Data:
[Start of section]

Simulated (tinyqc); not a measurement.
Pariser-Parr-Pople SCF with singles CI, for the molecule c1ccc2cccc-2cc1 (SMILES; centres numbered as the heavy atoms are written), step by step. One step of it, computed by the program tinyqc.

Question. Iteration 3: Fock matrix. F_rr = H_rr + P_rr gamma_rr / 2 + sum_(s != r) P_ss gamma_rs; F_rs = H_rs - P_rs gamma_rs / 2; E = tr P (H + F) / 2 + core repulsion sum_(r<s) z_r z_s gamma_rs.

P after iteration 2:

[End of section]

Work request:
Repeat the material above exactly, including every line.

Answer area:
Simulated (tinyqc); not a measurement.
Pariser-Parr-Pople SCF with singles CI, for the molecule c1ccc2cccc-2cc1 (SMILES; centres numbered as the heavy atoms are written), step by step. One step of it, computed by the program tinyqc.

Question. Iteration 3: Fock matrix. F_rr = H_rr + P_rr gamma_rr / 2 + sum_(s != r) P_ss gamma_rs; F_rs = H_rs - P_rs gamma_rs / 2; E = tr P (H + F) / 2 + core repulsion sum_(r<s) z_r z_s gamma_rs.

P after iteration 2:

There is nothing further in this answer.